■ Listed entries ■
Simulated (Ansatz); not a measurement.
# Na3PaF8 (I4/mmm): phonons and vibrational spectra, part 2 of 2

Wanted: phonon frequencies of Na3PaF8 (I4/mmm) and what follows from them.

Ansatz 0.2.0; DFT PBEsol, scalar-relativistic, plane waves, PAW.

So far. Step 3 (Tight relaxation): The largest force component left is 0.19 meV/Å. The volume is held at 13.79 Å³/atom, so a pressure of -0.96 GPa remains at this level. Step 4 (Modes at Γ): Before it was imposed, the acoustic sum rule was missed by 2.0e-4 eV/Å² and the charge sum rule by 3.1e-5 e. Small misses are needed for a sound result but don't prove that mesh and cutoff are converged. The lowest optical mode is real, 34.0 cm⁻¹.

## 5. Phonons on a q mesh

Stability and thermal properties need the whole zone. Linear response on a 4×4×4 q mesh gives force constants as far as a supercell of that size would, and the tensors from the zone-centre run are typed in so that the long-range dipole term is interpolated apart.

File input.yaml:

■ Task item ■
Take the lines from the start of the records through the line holding "Stability and thermal", both included, and please print them exactly, with nothing else.

■ Response box ■
Simulated (Ansatz); not a measurement.
# Na3PaF8 (I4/mmm): phonons and vibrational spectra, part 2 of 2

Wanted: phonon frequencies of Na3PaF8 (I4/mmm) and what follows from them.

Ansatz 0.2.0; DFT PBEsol, scalar-relativistic, plane waves, PAW.

So far. Step 3 (Tight relaxation): The largest force component left is 0.19 meV/Å. The volume is held at 13.79 Å³/atom, so a pressure of -0.96 GPa remains at this level. Step 4 (Modes at Γ): Before it was imposed, the acoustic sum rule was missed by 2.0e-4 eV/Å² and the charge sum rule by 3.1e-5 e. Small misses are needed for a sound result but don't prove that mesh and cutoff are converged. The lowest optical mode is real, 34.0 cm⁻¹.

## 5. Phonons on a q mesh

Stability and thermal properties need the whole zone. Linear response on a 4×4×4 q mesh gives force constants as far as a supercell of that size would, and the tensors from the zone-centre run are typed in so that the long-range dipole term is interpolated apart.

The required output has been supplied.